Dataset extract:
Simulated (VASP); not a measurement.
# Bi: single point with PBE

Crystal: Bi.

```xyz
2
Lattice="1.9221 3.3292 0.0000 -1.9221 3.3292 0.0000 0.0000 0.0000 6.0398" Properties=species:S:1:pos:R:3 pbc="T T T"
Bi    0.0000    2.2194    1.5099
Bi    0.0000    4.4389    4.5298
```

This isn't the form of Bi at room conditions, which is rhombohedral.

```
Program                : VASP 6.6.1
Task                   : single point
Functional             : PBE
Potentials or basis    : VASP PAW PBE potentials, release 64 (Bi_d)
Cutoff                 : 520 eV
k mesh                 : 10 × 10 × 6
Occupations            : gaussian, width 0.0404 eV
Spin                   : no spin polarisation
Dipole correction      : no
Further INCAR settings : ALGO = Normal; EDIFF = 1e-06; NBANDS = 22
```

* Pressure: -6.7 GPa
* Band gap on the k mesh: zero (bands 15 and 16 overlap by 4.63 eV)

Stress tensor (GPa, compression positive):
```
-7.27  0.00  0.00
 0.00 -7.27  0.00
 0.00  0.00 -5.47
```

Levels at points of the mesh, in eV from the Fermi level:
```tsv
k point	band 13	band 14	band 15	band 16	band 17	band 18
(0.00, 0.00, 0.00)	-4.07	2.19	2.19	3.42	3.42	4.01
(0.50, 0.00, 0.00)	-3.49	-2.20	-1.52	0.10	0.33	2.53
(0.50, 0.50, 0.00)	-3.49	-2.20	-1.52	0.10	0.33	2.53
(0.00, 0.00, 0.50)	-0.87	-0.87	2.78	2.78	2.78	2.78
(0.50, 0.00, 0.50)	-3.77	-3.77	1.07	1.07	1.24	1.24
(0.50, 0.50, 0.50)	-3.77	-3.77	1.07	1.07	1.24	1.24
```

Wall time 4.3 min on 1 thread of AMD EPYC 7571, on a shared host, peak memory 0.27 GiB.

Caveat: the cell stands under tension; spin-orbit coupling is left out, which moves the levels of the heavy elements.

Activity:
Copy verbatim, from the listing above, each line from the one containing "Pressure: -6.7 GPa" down to the one containing "Wall time 4.3", inclusive.

Task output:
* Pressure: -6.7 GPa
* Band gap on the k mesh: zero (bands 15 and 16 overlap by 4.63 eV)

Stress tensor (GPa, compression positive):
```
-7.27  0.00  0.00
 0.00 -7.27  0.00
 0.00  0.00 -5.47
```

Levels at points of the mesh, in eV from the Fermi level:
```tsv
k point	band 13	band 14	band 15	band 16	band 17	band 18
(0.00, 0.00, 0.00)	-4.07	2.19	2.19	3.42	3.42	4.01
(0.50, 0.00, 0.00)	-3.49	-2.20	-1.52	0.10	0.33	2.53
(0.50, 0.50, 0.00)	-3.49	-2.20	-1.52	0.10	0.33	2.53
(0.00, 0.00, 0.50)	-0.87	-0.87	2.78	2.78	2.78	2.78
(0.50, 0.00, 0.50)	-3.77	-3.77	1.07	1.07	1.24	1.24
(0.50, 0.50, 0.50)	-3.77	-3.77	1.07	1.07	1.24	1.24
```

Wall time 4.3 min on 1 thread of AMD EPYC 7571, on a shared host, peak memory 0.27 GiB.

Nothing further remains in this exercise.